§ **EXERCISE DATA**:
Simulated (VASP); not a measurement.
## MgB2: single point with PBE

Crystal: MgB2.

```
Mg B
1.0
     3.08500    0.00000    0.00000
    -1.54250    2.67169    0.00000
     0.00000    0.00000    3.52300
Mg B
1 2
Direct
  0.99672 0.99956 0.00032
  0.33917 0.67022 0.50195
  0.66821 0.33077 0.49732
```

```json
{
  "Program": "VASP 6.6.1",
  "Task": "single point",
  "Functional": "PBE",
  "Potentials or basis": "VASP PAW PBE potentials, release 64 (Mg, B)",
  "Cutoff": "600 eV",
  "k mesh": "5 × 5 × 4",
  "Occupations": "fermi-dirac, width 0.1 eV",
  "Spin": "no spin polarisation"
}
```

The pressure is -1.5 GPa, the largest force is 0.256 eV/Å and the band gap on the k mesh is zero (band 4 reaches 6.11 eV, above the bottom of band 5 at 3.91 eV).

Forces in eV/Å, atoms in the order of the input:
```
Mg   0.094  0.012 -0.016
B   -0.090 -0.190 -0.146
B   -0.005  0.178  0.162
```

§ **ACTION ITEM**:
Your response must repeat the entries above exactly, in full.

§ **ANSWER AREA**:
Simulated (VASP); not a measurement.
## MgB2: single point with PBE

Crystal: MgB2.

```
Mg B
1.0
     3.08500    0.00000    0.00000
    -1.54250    2.67169    0.00000
     0.00000    0.00000    3.52300
Mg B
1 2
Direct
  0.99672 0.99956 0.00032
  0.33917 0.67022 0.50195
  0.66821 0.33077 0.49732
```

```json
{
  "Program": "VASP 6.6.1",
  "Task": "single point",
  "Functional": "PBE",
  "Potentials or basis": "VASP PAW PBE potentials, release 64 (Mg, B)",
  "Cutoff": "600 eV",
  "k mesh": "5 × 5 × 4",
  "Occupations": "fermi-dirac, width 0.1 eV",
  "Spin": "no spin polarisation"
}
```

The pressure is -1.5 GPa, the largest force is 0.256 eV/Å and the band gap on the k mesh is zero (band 4 reaches 6.11 eV, above the bottom of band 5 at 3.91 eV).

Forces in eV/Å, atoms in the order of the input:
```
Mg   0.094  0.012 -0.016
B   -0.090 -0.190 -0.146
B   -0.005  0.178  0.162
```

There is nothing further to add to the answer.